(Provided records)
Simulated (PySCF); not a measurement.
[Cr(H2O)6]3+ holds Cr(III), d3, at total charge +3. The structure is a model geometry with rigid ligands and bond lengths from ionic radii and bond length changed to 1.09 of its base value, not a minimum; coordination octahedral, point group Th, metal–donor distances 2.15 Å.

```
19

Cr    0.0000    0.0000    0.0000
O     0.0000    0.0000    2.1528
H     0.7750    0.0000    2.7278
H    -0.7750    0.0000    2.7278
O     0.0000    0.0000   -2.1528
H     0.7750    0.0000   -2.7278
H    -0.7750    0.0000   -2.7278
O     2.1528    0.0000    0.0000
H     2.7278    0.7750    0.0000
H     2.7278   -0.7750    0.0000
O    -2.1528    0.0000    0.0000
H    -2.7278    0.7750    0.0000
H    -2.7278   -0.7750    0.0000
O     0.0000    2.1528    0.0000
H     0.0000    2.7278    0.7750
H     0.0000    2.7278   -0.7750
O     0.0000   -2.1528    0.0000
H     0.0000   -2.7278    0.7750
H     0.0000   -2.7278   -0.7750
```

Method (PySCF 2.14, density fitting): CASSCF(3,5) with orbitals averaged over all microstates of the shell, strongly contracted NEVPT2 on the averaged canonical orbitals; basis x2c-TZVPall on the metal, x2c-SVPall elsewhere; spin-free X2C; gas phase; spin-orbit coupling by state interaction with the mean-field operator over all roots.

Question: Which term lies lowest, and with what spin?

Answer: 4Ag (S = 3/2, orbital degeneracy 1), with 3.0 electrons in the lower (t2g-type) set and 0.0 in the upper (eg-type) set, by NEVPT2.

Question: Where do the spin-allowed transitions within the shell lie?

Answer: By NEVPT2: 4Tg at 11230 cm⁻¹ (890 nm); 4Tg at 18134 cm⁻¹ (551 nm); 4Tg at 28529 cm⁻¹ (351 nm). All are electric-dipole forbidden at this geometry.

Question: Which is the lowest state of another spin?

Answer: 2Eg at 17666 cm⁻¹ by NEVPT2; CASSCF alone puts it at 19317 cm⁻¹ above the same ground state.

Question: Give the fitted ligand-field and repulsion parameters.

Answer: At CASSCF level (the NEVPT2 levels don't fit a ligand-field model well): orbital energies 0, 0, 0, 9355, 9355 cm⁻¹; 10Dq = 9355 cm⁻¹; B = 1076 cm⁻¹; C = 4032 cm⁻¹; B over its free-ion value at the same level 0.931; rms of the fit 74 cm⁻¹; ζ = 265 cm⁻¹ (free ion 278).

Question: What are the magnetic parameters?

(Work order) From the listing above, output exactly the run of lines that starts with the line containing "Question: Which term" and ends with the line containing "Answer: At CASSCF".

(Your solution)
Question: Which term lies lowest, and with what spin?

Answer: 4Ag (S = 3/2, orbital degeneracy 1), with 3.0 electrons in the lower (t2g-type) set and 0.0 in the upper (eg-type) set, by NEVPT2.

Question: Where do the spin-allowed transitions within the shell lie?

Answer: By NEVPT2: 4Tg at 11230 cm⁻¹ (890 nm); 4Tg at 18134 cm⁻¹ (551 nm); 4Tg at 28529 cm⁻¹ (351 nm). All are electric-dipole forbidden at this geometry.

Question: Which is the lowest state of another spin?

Answer: 2Eg at 17666 cm⁻¹ by NEVPT2; CASSCF alone puts it at 19317 cm⁻¹ above the same ground state.

Question: Give the fitted ligand-field and repulsion parameters.

Answer: At CASSCF level (the NEVPT2 levels don't fit a ligand-field model well): orbital energies 0, 0, 0, 9355, 9355 cm⁻¹; 10Dq = 9355 cm⁻¹; B = 1076 cm⁻¹; C = 4032 cm⁻¹; B over its free-ion value at the same level 0.931; rms of the fit 74 cm⁻¹; ζ = 265 cm⁻¹ (free ion 278).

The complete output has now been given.